▶ _Assignment_
Within the records below is a range that opens at the line with "An isothermal, constant-pressure" and closes at the line with "(D) 0.000359". Return that range word for word, both ends included, and only that range.

▶ _Exercise data_
◆ ◆ ◆ ◆ ◆ ◆ ◆

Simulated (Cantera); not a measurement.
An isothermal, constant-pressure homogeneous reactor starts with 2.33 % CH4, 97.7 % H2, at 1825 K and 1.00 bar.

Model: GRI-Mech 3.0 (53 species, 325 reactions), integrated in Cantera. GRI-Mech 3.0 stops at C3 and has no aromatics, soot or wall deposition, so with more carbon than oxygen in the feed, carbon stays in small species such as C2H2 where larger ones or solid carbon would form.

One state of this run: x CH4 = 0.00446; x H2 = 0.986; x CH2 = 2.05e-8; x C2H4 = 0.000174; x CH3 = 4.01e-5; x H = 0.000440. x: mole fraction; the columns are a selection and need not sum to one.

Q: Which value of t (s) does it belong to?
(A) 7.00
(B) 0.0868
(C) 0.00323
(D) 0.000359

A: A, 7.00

◆ ◆ ◆ ◆ ◆ ◆ ◆

▶ _Exercise response_
An isothermal, constant-pressure homogeneous reactor starts with 2.33 % CH4, 97.7 % H2, at 1825 K and 1.00 bar.

Model: GRI-Mech 3.0 (53 species, 325 reactions), integrated in Cantera. GRI-Mech 3.0 stops at C3 and has no aromatics, soot or wall deposition, so with more carbon than oxygen in the feed, carbon stays in small species such as C2H2 where larger ones or solid carbon would form.

One state of this run: x CH4 = 0.00446; x H2 = 0.986; x CH2 = 2.05e-8; x C2H4 = 0.000174; x CH3 = 4.01e-5; x H = 0.000440. x: mole fraction; the columns are a selection and need not sum to one.

Q: Which value of t (s) does it belong to?
(A) 7.00
(B) 0.0868
(C) 0.00323
(D) 0.000359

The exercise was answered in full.